** Opening DATA FOR REVIEW block **

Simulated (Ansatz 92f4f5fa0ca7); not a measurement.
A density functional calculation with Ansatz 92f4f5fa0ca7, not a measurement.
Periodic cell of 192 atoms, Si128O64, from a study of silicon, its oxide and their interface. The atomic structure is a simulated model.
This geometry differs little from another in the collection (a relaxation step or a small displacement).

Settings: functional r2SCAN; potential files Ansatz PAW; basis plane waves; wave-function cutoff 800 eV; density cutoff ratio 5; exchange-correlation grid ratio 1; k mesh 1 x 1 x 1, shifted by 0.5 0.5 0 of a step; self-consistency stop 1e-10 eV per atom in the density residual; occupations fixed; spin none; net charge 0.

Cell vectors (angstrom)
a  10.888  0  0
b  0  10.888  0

** Closing DATA FOR REVIEW block **

▶ [ACTION ITEM]
Please output every record, keeping each line exact.

▶ [WRITTEN SOLUTION]
Simulated (Ansatz 92f4f5fa0ca7); not a measurement.
A density functional calculation with Ansatz 92f4f5fa0ca7, not a measurement.
Periodic cell of 192 atoms, Si128O64, from a study of silicon, its oxide and their interface. The atomic structure is a simulated model.
This geometry differs little from another in the collection (a relaxation step or a small displacement).

Settings: functional r2SCAN; potential files Ansatz PAW; basis plane waves; wave-function cutoff 800 eV; density cutoff ratio 5; exchange-correlation grid ratio 1; k mesh 1 x 1 x 1, shifted by 0.5 0.5 0 of a step; self-consistency stop 1e-10 eV per atom in the density residual; occupations fixed; spin none; net charge 0.

Cell vectors (angstrom)
a  10.888  0  0
b  0  10.888  0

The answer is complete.